### REQUIREMENT
Line by line, repeat the material below without any deviation.

### DATA FOR ANALYSIS
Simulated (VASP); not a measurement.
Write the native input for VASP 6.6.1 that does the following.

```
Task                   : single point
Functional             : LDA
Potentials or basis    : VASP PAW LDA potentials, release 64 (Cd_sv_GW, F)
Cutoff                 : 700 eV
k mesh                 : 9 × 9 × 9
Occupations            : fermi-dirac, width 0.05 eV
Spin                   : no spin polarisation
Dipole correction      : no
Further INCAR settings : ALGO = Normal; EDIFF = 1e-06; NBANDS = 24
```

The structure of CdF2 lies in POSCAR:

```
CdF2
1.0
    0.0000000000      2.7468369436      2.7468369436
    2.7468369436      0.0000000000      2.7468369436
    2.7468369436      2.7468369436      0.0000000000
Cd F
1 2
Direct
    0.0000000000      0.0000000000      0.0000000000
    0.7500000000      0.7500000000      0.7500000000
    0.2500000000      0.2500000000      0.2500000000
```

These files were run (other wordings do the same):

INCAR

### WORKED SOLUTION
Simulated (VASP); not a measurement.
Write the native input for VASP 6.6.1 that does the following.

```
Task                   : single point
Functional             : LDA
Potentials or basis    : VASP PAW LDA potentials, release 64 (Cd_sv_GW, F)
Cutoff                 : 700 eV
k mesh                 : 9 × 9 × 9
Occupations            : fermi-dirac, width 0.05 eV
Spin                   : no spin polarisation
Dipole correction      : no
Further INCAR settings : ALGO = Normal; EDIFF = 1e-06; NBANDS = 24
```

The structure of CdF2 lies in POSCAR:

```
CdF2
1.0
    0.0000000000      2.7468369436      2.7468369436
    2.7468369436      0.0000000000      2.7468369436
    2.7468369436      2.7468369436      0.0000000000
Cd F
1 2
Direct
    0.0000000000      0.0000000000      0.0000000000
    0.7500000000      0.7500000000      0.7500000000
    0.2500000000      0.2500000000      0.2500000000
```

These files were run (other wordings do the same):

INCAR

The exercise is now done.